• **ASSIGNMENT**
Which lines of the entries below run from the one holding "How do cells" to the one holding "Computed with Ansatz", inclusive? Set down exactly those lines and no others.

** DATASET RECORDS follows **

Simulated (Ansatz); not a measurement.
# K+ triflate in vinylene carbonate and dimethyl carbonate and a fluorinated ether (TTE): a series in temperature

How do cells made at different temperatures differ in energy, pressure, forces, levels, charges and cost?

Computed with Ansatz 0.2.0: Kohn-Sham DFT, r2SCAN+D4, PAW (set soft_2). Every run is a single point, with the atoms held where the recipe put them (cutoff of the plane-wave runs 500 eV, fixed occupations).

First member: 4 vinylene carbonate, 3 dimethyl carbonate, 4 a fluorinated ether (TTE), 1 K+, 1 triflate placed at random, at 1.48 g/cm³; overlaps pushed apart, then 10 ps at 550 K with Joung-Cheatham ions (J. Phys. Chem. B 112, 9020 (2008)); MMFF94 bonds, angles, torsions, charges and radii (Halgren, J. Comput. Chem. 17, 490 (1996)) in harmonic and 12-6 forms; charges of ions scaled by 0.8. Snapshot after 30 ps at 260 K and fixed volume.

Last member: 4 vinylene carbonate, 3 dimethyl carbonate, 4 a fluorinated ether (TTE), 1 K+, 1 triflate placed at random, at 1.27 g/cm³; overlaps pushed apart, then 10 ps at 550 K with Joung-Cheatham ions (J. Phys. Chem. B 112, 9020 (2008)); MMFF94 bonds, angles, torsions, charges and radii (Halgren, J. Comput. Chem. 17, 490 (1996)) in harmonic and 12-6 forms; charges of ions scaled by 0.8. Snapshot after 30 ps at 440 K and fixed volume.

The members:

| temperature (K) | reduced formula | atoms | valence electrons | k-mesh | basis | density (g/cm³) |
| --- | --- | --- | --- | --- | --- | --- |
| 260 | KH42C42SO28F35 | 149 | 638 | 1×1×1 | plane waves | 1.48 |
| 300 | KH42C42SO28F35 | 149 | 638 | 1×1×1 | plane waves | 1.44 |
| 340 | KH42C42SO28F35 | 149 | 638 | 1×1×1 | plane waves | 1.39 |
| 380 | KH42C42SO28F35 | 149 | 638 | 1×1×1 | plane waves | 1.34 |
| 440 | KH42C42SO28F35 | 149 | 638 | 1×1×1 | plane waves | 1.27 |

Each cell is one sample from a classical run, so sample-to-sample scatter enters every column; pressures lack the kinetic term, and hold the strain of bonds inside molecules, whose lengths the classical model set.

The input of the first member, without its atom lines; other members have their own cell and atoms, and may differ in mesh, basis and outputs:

** End of DATASET RECORDS **

• **ANSWER BOX**
How do cells made at different temperatures differ in energy, pressure, forces, levels, charges and cost?

Computed with Ansatz 0.2.0: Kohn-Sham DFT, r2SCAN+D4, PAW (set soft_2). Every run is a single point, with the atoms held where the recipe put them (cutoff of the plane-wave runs 500 eV, fixed occupations).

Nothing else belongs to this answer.